LISTED ENTRIES:
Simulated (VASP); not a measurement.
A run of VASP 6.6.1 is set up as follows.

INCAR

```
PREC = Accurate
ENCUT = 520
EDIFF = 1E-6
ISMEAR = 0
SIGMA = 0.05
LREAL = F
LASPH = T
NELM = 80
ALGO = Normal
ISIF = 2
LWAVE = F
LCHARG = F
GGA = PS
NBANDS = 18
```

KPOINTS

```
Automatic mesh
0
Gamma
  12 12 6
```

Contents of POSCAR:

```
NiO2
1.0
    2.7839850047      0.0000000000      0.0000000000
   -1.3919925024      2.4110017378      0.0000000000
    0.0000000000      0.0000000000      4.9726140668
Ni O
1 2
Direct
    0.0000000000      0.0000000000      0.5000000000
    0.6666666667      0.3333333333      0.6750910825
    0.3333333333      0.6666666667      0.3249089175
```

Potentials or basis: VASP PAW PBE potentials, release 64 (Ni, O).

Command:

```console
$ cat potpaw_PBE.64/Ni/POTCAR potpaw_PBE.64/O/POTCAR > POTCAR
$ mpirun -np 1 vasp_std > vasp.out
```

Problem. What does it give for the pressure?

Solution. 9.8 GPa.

WORK TASK:
Your task is to copy every entry above, exactly as written.

RESPONSE AREA:
Simulated (VASP); not a measurement.
A run of VASP 6.6.1 is set up as follows.

INCAR

```
PREC = Accurate
ENCUT = 520
EDIFF = 1E-6
ISMEAR = 0
SIGMA = 0.05
LREAL = F
LASPH = T
NELM = 80
ALGO = Normal
ISIF = 2
LWAVE = F
LCHARG = F
GGA = PS
NBANDS = 18
```

KPOINTS

```
Automatic mesh
0
Gamma
  12 12 6
```

Contents of POSCAR:

```
NiO2
1.0
    2.7839850047      0.0000000000      0.0000000000
   -1.3919925024      2.4110017378      0.0000000000
    0.0000000000      0.0000000000      4.9726140668
Ni O
1 2
Direct
    0.0000000000      0.0000000000      0.5000000000
    0.6666666667      0.3333333333      0.6750910825
    0.3333333333      0.6666666667      0.3249089175
```

Potentials or basis: VASP PAW PBE potentials, release 64 (Ni, O).

Command:

```console
$ cat potpaw_PBE.64/Ni/POTCAR potpaw_PBE.64/O/POTCAR > POTCAR
$ mpirun -np 1 vasp_std > vasp.out
```

Problem. What does it give for the pressure?

Solution. 9.8 GPa.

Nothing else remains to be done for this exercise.